• **Required action**
I would like the listing below retyped exactly, line by line.

• **Extracted information**
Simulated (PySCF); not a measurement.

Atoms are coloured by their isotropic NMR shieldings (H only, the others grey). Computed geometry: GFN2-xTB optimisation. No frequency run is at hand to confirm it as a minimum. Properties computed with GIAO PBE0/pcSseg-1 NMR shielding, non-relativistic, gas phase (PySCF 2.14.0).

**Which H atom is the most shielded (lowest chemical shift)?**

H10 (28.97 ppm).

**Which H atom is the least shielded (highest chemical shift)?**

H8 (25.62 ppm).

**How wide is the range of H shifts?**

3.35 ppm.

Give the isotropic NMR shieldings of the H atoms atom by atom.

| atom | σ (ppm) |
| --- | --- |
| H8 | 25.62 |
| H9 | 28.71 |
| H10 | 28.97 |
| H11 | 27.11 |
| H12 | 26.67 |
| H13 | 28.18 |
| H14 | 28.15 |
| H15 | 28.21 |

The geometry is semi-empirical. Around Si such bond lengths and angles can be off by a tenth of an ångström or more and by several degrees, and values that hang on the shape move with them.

• **Task response**
Simulated (PySCF); not a measurement.

Atoms are coloured by their isotropic NMR shieldings (H only, the others grey). Computed geometry: GFN2-xTB optimisation. No frequency run is at hand to confirm it as a minimum. Properties computed with GIAO PBE0/pcSseg-1 NMR shielding, non-relativistic, gas phase (PySCF 2.14.0).

**Which H atom is the most shielded (lowest chemical shift)?**

H10 (28.97 ppm).

**Which H atom is the least shielded (highest chemical shift)?**

H8 (25.62 ppm).

**How wide is the range of H shifts?**

3.35 ppm.

Give the isotropic NMR shieldings of the H atoms atom by atom.

| atom | σ (ppm) |
| --- | --- |
| H8 | 25.62 |
| H9 | 28.71 |
| H10 | 28.97 |
| H11 | 27.11 |
| H12 | 26.67 |
| H13 | 28.18 |
| H14 | 28.15 |
| H15 | 28.21 |

The geometry is semi-empirical. Around Si such bond lengths and angles can be off by a tenth of an ångström or more and by several degrees, and values that hang on the shape move with them.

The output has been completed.